DATA:
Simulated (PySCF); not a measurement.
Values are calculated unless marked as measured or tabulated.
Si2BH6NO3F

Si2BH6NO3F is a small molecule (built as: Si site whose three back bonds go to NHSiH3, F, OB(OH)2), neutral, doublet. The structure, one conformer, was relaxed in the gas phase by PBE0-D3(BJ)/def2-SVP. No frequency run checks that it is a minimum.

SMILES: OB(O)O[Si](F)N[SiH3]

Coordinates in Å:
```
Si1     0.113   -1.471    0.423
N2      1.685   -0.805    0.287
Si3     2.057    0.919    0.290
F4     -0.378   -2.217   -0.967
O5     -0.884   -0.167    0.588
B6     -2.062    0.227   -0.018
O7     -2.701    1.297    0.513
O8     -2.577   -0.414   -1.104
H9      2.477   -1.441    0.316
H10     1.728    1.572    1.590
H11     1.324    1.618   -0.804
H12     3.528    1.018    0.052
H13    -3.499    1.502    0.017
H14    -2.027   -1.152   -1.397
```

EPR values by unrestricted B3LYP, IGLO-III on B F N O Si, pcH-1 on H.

ASSIGNMENT: Please give again only the lines from the start of the material through the line holding "Si2BH6NO3F is a", exactly as they are written.

RESPONSE BOX:
Simulated (PySCF); not a measurement.
Values are calculated unless marked as measured or tabulated.
Si2BH6NO3F

Si2BH6NO3F is a small molecule (built as: Si site whose three back bonds go to NHSiH3, F, OB(OH)2), neutral, doublet. The structure, one conformer, was relaxed in the gas phase by PBE0-D3(BJ)/def2-SVP. No frequency run checks that it is a minimum.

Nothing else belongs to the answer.